■ **Information shown**:
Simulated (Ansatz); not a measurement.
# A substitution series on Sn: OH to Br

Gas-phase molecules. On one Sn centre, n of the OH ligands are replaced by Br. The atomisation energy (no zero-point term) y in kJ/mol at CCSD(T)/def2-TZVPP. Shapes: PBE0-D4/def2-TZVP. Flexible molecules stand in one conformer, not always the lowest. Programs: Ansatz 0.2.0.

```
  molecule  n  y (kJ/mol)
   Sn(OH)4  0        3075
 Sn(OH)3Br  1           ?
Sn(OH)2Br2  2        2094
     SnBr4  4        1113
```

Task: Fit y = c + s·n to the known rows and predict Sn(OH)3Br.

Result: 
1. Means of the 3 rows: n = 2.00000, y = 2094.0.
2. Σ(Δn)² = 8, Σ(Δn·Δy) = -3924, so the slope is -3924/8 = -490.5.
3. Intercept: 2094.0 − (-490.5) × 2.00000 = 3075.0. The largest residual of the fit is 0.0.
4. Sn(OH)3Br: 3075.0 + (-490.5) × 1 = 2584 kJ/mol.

■ **Action item**: Everything in the listing should be written out again exactly.

■ **Answer space**:
Simulated (Ansatz); not a measurement.
# A substitution series on Sn: OH to Br

Gas-phase molecules. On one Sn centre, n of the OH ligands are replaced by Br. The atomisation energy (no zero-point term) y in kJ/mol at CCSD(T)/def2-TZVPP. Shapes: PBE0-D4/def2-TZVP. Flexible molecules stand in one conformer, not always the lowest. Programs: Ansatz 0.2.0.

```
  molecule  n  y (kJ/mol)
   Sn(OH)4  0        3075
 Sn(OH)3Br  1           ?
Sn(OH)2Br2  2        2094
     SnBr4  4        1113
```

Task: Fit y = c + s·n to the known rows and predict Sn(OH)3Br.

Result: 
1. Means of the 3 rows: n = 2.00000, y = 2094.0.
2. Σ(Δn)² = 8, Σ(Δn·Δy) = -3924, so the slope is -3924/8 = -490.5.
3. Intercept: 2094.0 − (-490.5) × 2.00000 = 3075.0. The largest residual of the fit is 0.0.
4. Sn(OH)3Br: 3075.0 + (-490.5) × 1 = 2584 kJ/mol.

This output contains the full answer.